[Exercise] Beginning with the line that contains "width 0.01 eV |" in the material below, print each line exactly until the line that contains "Caveats: spin-orbit coupling" has been printed, then stop.

[Entries provided]
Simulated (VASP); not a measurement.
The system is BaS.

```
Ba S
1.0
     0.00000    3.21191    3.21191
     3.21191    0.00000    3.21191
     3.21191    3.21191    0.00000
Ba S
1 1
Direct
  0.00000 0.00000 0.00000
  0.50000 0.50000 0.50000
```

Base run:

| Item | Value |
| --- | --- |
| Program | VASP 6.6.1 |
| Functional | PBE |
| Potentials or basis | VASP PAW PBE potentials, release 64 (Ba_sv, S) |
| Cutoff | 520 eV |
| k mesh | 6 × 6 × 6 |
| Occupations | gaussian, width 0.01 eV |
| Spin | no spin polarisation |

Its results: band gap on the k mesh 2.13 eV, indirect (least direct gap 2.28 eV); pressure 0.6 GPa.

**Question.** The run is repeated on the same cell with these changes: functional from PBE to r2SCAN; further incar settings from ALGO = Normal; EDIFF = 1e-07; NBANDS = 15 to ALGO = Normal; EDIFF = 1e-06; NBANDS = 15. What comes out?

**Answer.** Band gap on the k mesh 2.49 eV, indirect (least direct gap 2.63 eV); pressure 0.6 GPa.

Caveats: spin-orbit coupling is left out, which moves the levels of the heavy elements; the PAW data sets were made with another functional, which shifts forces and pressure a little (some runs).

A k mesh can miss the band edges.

[Task output]
| Occupations | gaussian, width 0.01 eV |
| Spin | no spin polarisation |

Its results: band gap on the k mesh 2.13 eV, indirect (least direct gap 2.28 eV); pressure 0.6 GPa.

**Question.** The run is repeated on the same cell with these changes: functional from PBE to r2SCAN; further incar settings from ALGO = Normal; EDIFF = 1e-07; NBANDS = 15 to ALGO = Normal; EDIFF = 1e-06; NBANDS = 15. What comes out?

**Answer.** Band gap on the k mesh 2.49 eV, indirect (least direct gap 2.63 eV); pressure 0.6 GPa.

Caveats: spin-orbit coupling is left out, which moves the levels of the heavy elements; the PAW data sets were made with another functional, which shifts forces and pressure a little (some runs).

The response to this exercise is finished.